Could you return the lines below exactly, from the first line up to and including the line that holds "single point |"?

□ □ □ □

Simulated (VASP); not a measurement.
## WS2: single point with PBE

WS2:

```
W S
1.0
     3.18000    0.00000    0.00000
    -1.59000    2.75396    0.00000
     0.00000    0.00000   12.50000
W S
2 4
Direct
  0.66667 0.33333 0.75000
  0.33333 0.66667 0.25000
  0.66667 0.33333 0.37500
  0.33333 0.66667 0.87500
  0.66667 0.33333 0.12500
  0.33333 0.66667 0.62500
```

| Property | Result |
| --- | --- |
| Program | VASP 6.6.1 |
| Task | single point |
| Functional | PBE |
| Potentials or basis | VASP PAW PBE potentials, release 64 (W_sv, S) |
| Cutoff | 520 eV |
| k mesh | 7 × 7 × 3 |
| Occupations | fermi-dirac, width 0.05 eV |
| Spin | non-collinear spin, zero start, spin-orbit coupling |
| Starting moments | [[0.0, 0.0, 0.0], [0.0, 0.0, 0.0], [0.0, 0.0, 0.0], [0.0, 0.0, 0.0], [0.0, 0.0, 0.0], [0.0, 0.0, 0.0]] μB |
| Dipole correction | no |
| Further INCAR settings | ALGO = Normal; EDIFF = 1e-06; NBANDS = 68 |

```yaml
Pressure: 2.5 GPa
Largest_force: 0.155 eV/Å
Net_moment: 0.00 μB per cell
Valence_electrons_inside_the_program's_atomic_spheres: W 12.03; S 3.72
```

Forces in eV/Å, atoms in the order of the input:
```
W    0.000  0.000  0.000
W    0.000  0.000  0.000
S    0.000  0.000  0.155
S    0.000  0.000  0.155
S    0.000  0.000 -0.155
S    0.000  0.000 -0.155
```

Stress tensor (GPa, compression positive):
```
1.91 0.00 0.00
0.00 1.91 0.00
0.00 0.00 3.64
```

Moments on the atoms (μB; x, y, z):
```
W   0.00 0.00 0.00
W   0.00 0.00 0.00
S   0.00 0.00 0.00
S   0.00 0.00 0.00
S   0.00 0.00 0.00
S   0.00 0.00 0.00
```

□ □ □ □

Answer space -
Simulated (VASP); not a measurement.
## WS2: single point with PBE

WS2:

```
W S
1.0
     3.18000    0.00000    0.00000
    -1.59000    2.75396    0.00000
     0.00000    0.00000   12.50000
W S
2 4
Direct
  0.66667 0.33333 0.75000
  0.33333 0.66667 0.25000
  0.66667 0.33333 0.37500
  0.33333 0.66667 0.87500
  0.66667 0.33333 0.12500
  0.33333 0.66667 0.62500
```

| Property | Result |
| --- | --- |
| Program | VASP 6.6.1 |
| Task | single point |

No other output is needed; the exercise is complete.